# Assignment:
Among the records that follow, find the line with "19.02 | 3.67 |" and the line with "A: A is CCSD(T); B is AM1; C is GFN1-xTB.". Set down those lines and all lines between them exactly, without adding anything.

#####

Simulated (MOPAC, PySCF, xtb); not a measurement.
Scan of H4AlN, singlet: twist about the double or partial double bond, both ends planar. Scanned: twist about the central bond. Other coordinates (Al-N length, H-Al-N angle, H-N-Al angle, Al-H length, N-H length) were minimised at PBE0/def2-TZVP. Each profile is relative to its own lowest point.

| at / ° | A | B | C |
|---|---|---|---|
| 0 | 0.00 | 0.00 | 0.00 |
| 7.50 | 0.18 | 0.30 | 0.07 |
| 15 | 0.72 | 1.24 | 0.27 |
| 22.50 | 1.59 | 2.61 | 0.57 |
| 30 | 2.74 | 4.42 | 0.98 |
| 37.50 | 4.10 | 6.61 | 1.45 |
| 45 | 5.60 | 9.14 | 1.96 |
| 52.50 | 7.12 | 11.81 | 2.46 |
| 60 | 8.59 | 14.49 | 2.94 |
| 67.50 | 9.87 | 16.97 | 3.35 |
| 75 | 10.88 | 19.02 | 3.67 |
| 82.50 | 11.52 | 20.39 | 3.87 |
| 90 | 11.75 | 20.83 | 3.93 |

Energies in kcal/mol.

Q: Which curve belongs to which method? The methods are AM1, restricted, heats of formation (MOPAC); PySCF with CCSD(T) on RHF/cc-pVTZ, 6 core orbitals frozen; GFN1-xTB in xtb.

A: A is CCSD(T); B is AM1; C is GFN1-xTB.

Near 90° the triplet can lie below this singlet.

#####

# Answer space:
| 75 | 10.88 | 19.02 | 3.67 |
| 82.50 | 11.52 | 20.39 | 3.87 |
| 90 | 11.75 | 20.83 | 3.93 |

Energies in kcal/mol.

Q: Which curve belongs to which method? The methods are AM1, restricted, heats of formation (MOPAC); PySCF with CCSD(T) on RHF/cc-pVTZ, 6 core orbitals frozen; GFN1-xTB in xtb.

A: A is CCSD(T); B is AM1; C is GFN1-xTB.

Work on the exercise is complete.